*Information provided*
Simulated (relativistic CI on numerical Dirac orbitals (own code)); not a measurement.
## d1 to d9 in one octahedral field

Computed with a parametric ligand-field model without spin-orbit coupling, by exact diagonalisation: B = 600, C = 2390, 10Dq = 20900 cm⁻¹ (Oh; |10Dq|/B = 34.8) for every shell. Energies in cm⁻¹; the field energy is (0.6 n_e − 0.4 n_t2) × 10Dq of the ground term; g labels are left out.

*Required action*
Exactly as written above, please repeat the entries.

*Result*
Simulated (relativistic CI on numerical Dirac orbitals (own code)); not a measurement.
## d1 to d9 in one octahedral field

Computed with a parametric ligand-field model without spin-orbit coupling, by exact diagonalisation: B = 600, C = 2390, 10Dq = 20900 cm⁻¹ (Oh; |10Dq|/B = 34.8) for every shell. Energies in cm⁻¹; the field energy is (0.6 n_e − 0.4 n_t2) × 10Dq of the ground term; g labels are left out.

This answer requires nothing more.